> WORK ORDER: The full set of entries below needs to be written out exactly.

> SUPPLIED ENTRIES:
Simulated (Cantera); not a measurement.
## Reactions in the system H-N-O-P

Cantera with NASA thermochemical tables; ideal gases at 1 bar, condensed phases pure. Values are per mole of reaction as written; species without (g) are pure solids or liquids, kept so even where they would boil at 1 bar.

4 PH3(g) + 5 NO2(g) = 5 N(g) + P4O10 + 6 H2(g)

> WORKED SOLUTION:
Simulated (Cantera); not a measurement.
## Reactions in the system H-N-O-P

Cantera with NASA thermochemical tables; ideal gases at 1 bar, condensed phases pure. Values are per mole of reaction as written; species without (g) are pure solids or liquids, kept so even where they would boil at 1 bar.

4 PH3(g) + 5 NO2(g) = 5 N(g) + P4O10 + 6 H2(g)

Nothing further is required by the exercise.